### Given records
+++
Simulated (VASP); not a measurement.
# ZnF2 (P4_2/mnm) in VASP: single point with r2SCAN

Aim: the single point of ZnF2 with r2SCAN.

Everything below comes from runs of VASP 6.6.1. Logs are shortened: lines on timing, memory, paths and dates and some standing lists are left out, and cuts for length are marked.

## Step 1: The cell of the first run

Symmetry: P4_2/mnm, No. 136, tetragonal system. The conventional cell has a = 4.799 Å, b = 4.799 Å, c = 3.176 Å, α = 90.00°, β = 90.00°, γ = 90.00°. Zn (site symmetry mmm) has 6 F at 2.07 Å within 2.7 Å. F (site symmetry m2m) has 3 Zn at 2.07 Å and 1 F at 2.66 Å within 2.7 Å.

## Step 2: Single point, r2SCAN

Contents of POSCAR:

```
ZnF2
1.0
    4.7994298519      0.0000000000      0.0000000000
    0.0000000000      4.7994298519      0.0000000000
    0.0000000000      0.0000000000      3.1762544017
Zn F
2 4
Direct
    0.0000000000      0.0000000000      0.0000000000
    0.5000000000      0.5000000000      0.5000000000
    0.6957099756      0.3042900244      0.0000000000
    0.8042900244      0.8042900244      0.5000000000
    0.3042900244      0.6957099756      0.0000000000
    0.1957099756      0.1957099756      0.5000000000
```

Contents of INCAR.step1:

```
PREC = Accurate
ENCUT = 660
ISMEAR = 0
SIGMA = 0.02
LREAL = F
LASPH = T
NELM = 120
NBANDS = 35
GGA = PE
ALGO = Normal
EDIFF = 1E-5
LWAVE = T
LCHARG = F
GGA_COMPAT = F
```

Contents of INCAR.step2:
+++

Extract exactly the leading lines of the data, stopping at and including the line with "Aim: the single point of ZnF2 with r2SCAN.".

### Exercise response
Simulated (VASP); not a measurement.
# ZnF2 (P4_2/mnm) in VASP: single point with r2SCAN

Aim: the single point of ZnF2 with r2SCAN.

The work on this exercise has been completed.